Material shown:
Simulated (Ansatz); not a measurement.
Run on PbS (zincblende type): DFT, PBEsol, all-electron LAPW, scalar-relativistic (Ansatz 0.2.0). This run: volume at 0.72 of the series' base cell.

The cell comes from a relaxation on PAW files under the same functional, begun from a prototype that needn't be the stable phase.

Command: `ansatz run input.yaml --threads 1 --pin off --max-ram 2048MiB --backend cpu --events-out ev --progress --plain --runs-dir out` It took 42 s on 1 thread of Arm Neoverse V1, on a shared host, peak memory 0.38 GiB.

Task item: Without altering a single word, copy the listing above.

Task result:
Simulated (Ansatz); not a measurement.
Run on PbS (zincblende type): DFT, PBEsol, all-electron LAPW, scalar-relativistic (Ansatz 0.2.0). This run: volume at 0.72 of the series' base cell.

The cell comes from a relaxation on PAW files under the same functional, begun from a prototype that needn't be the stable phase.

Command: `ansatz run input.yaml --threads 1 --pin off --max-ram 2048MiB --backend cpu --events-out ev --progress --plain --runs-dir out` It took 42 s on 1 thread of Arm Neoverse V1, on a shared host, peak memory 0.38 GiB.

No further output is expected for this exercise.